## [ACTION ITEM]
Output all of the entries beneath, exactly as written.

## [SOURCE MATERIAL]
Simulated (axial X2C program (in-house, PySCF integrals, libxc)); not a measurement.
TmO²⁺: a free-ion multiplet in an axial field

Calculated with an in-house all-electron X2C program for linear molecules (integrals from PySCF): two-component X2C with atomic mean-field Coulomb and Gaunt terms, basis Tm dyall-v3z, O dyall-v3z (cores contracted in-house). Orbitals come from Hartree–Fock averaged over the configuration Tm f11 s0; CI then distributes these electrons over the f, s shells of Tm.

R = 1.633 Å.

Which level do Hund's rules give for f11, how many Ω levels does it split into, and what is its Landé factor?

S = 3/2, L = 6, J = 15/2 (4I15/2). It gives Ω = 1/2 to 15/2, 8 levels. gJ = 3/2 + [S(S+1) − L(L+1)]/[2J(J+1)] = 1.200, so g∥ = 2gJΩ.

## [REPLY]
Simulated (axial X2C program (in-house, PySCF integrals, libxc)); not a measurement.
TmO²⁺: a free-ion multiplet in an axial field

Calculated with an in-house all-electron X2C program for linear molecules (integrals from PySCF): two-component X2C with atomic mean-field Coulomb and Gaunt terms, basis Tm dyall-v3z, O dyall-v3z (cores contracted in-house). Orbitals come from Hartree–Fock averaged over the configuration Tm f11 s0; CI then distributes these electrons over the f, s shells of Tm.

R = 1.633 Å.

Which level do Hund's rules give for f11, how many Ω levels does it split into, and what is its Landé factor?

S = 3/2, L = 6, J = 15/2 (4I15/2). It gives Ω = 1/2 to 15/2, 8 levels. gJ = 3/2 + [S(S+1) − L(L+1)]/[2J(J+1)] = 1.200, so g∥ = 2gJΩ.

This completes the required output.